Work request: Please restate verbatim the lines that open the listing below, ending with the line in which "One more single" occurs.

** Opening Data listing block **
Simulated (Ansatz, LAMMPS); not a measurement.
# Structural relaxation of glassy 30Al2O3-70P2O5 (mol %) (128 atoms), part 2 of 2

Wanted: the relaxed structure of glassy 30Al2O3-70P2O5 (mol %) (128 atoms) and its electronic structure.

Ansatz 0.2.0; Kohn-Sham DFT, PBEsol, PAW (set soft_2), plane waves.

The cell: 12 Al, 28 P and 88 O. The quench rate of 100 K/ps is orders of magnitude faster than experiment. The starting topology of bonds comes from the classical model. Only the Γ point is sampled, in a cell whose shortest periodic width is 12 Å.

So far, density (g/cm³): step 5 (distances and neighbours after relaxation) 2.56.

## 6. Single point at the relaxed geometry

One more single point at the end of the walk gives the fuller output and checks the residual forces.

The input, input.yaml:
** Closing Data listing block **

Exercise output:
Simulated (Ansatz, LAMMPS); not a measurement.
# Structural relaxation of glassy 30Al2O3-70P2O5 (mol %) (128 atoms), part 2 of 2

Wanted: the relaxed structure of glassy 30Al2O3-70P2O5 (mol %) (128 atoms) and its electronic structure.

Ansatz 0.2.0; Kohn-Sham DFT, PBEsol, PAW (set soft_2), plane waves.

The cell: 12 Al, 28 P and 88 O. The quench rate of 100 K/ps is orders of magnitude faster than experiment. The starting topology of bonds comes from the classical model. Only the Γ point is sampled, in a cell whose shortest periodic width is 12 Å.

So far, density (g/cm³): step 5 (distances and neighbours after relaxation) 2.56.

## 6. Single point at the relaxed geometry

One more single point at the end of the walk gives the fuller output and checks the residual forces.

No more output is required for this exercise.